*** Opening of Supplied information ***

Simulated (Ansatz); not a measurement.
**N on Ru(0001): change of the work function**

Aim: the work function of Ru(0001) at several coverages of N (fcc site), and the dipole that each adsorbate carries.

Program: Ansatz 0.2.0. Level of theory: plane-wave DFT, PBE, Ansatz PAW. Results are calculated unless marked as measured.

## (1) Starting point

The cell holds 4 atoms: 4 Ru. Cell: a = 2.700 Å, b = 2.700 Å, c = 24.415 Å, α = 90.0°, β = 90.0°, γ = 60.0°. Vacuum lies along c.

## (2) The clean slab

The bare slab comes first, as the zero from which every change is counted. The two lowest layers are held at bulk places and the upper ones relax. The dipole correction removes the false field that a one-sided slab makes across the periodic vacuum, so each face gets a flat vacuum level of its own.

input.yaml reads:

*** Close of Supplied information ***

__Required action__:
Include the first line, the line containing "The bare slab", and every line between them, copied exactly from the material above; output no other line.

__Answer section__:
Simulated (Ansatz); not a measurement.
**N on Ru(0001): change of the work function**

Aim: the work function of Ru(0001) at several coverages of N (fcc site), and the dipole that each adsorbate carries.

Program: Ansatz 0.2.0. Level of theory: plane-wave DFT, PBE, Ansatz PAW. Results are calculated unless marked as measured.

## (1) Starting point

The cell holds 4 atoms: 4 Ru. Cell: a = 2.700 Å, b = 2.700 Å, c = 24.415 Å, α = 90.0°, β = 90.0°, γ = 60.0°. Vacuum lies along c.

## (2) The clean slab

The bare slab comes first, as the zero from which every change is counted. The two lowest layers are held at bulk places and the upper ones relax. The dipole correction removes the false field that a one-sided slab makes across the periodic vacuum, so each face gets a flat vacuum level of its own.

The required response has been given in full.